*REQUIREMENT*. Print each line from the start of the records below up through the line where "and atoms |" is found, exactly as given.

_____
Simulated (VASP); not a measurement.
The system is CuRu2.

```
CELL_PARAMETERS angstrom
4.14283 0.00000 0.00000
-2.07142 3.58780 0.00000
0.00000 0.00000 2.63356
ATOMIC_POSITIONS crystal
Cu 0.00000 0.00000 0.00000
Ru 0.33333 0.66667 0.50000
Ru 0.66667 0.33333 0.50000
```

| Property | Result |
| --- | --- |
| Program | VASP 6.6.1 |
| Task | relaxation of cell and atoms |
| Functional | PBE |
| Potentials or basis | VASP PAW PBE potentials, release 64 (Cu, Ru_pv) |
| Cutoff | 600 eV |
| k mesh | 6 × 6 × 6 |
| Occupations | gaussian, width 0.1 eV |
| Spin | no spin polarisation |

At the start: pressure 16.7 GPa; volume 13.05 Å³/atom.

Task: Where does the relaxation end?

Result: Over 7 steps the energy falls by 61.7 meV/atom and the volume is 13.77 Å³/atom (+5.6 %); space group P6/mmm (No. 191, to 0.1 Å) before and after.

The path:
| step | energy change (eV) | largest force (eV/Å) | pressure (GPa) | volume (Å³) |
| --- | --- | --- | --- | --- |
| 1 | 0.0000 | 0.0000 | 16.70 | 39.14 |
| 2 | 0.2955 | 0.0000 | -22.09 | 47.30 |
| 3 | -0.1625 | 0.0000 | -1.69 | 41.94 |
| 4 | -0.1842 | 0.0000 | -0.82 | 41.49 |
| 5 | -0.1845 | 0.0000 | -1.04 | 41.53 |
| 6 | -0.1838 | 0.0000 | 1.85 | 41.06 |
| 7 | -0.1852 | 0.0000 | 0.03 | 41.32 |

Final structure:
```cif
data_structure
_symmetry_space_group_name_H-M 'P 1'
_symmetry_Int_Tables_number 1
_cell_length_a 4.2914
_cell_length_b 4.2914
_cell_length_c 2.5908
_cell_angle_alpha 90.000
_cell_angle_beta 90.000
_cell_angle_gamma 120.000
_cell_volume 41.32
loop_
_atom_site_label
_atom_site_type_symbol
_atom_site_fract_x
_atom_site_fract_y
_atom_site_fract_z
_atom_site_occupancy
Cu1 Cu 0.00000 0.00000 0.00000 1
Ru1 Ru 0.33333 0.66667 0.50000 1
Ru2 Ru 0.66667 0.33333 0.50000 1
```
_____

*TASK RESULT*.
Simulated (VASP); not a measurement.
The system is CuRu2.

```
CELL_PARAMETERS angstrom
4.14283 0.00000 0.00000
-2.07142 3.58780 0.00000
0.00000 0.00000 2.63356
ATOMIC_POSITIONS crystal
Cu 0.00000 0.00000 0.00000
Ru 0.33333 0.66667 0.50000
Ru 0.66667 0.33333 0.50000
```

| Property | Result |
| --- | --- |
| Program | VASP 6.6.1 |
| Task | relaxation of cell and atoms |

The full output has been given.